A line containing "Change from the" appears in the material below. Return exactly every line from the first through that one, and only those.

[Opening Record excerpts section]

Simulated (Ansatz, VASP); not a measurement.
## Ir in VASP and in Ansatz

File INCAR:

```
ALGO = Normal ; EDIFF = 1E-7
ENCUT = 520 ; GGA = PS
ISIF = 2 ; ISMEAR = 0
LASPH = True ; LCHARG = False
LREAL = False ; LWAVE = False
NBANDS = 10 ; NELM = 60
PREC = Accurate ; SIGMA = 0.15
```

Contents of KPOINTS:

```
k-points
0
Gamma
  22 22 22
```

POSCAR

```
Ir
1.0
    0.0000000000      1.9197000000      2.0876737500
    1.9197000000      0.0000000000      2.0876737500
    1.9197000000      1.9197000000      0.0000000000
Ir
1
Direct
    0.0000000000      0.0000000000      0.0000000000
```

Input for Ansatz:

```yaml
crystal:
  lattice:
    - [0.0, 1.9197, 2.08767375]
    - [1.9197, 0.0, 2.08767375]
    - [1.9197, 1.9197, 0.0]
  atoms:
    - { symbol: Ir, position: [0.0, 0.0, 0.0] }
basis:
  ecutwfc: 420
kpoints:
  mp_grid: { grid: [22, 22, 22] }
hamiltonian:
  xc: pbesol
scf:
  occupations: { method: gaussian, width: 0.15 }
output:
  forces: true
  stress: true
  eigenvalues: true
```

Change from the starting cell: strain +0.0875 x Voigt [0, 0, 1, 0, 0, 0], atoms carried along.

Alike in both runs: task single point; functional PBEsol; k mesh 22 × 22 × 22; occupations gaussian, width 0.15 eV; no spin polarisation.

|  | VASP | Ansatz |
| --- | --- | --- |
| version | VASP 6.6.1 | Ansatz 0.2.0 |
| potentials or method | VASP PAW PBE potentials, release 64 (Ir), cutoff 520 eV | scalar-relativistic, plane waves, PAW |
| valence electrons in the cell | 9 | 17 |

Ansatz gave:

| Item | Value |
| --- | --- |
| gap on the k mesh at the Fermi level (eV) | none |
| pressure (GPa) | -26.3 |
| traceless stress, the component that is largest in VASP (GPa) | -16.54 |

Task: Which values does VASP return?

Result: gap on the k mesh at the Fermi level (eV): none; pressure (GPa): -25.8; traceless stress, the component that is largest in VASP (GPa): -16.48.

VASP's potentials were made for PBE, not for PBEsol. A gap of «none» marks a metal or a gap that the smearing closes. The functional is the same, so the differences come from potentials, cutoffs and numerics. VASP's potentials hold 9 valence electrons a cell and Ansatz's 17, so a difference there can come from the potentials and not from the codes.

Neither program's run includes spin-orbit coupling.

[Closing Record excerpts section]

* Worked solution
Simulated (Ansatz, VASP); not a measurement.
## Ir in VASP and in Ansatz

File INCAR:

```
ALGO = Normal ; EDIFF = 1E-7
ENCUT = 520 ; GGA = PS
ISIF = 2 ; ISMEAR = 0
LASPH = True ; LCHARG = False
LREAL = False ; LWAVE = False
NBANDS = 10 ; NELM = 60
PREC = Accurate ; SIGMA = 0.15
```

Contents of KPOINTS:

```
k-points
0
Gamma
  22 22 22
```

POSCAR

```
Ir
1.0
    0.0000000000      1.9197000000      2.0876737500
    1.9197000000      0.0000000000      2.0876737500
    1.9197000000      1.9197000000      0.0000000000
Ir
1
Direct
    0.0000000000      0.0000000000      0.0000000000
```

Input for Ansatz:

```yaml
crystal:
  lattice:
    - [0.0, 1.9197, 2.08767375]
    - [1.9197, 0.0, 2.08767375]
    - [1.9197, 1.9197, 0.0]
  atoms:
    - { symbol: Ir, position: [0.0, 0.0, 0.0] }
basis:
  ecutwfc: 420
kpoints:
  mp_grid: { grid: [22, 22, 22] }
hamiltonian:
  xc: pbesol
scf:
  occupations: { method: gaussian, width: 0.15 }
output:
  forces: true
  stress: true
  eigenvalues: true
```

Change from the starting cell: strain +0.0875 x Voigt [0, 0, 1, 0, 0, 0], atoms carried along.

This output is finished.